> DATASET:
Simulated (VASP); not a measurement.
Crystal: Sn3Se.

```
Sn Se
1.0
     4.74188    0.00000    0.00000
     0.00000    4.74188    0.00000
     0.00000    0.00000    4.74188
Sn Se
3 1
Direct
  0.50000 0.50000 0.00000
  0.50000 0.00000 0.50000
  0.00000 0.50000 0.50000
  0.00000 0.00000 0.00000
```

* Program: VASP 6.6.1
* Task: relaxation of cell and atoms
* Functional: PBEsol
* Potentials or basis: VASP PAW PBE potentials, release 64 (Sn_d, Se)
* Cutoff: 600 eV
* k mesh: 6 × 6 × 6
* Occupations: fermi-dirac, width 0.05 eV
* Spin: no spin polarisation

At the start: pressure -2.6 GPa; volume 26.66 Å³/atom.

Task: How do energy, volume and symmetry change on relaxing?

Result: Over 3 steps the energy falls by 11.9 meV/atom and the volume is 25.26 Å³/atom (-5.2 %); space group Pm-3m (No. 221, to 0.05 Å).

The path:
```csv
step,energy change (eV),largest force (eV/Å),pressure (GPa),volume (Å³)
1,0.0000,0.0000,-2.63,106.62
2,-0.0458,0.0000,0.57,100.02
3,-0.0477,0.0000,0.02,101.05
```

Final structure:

> ASSIGNED TASK: The reply should hold only the lines from the beginning of the listing to the line with "Cutoff: 600 eV", both ends included, unchanged.

> ANSWER SPACE:
Simulated (VASP); not a measurement.
Crystal: Sn3Se.

```
Sn Se
1.0
     4.74188    0.00000    0.00000
     0.00000    4.74188    0.00000
     0.00000    0.00000    4.74188
Sn Se
3 1
Direct
  0.50000 0.50000 0.00000
  0.50000 0.00000 0.50000
  0.00000 0.50000 0.50000
  0.00000 0.00000 0.00000
```

* Program: VASP 6.6.1
* Task: relaxation of cell and atoms
* Functional: PBEsol
* Potentials or basis: VASP PAW PBE potentials, release 64 (Sn_d, Se)
* Cutoff: 600 eV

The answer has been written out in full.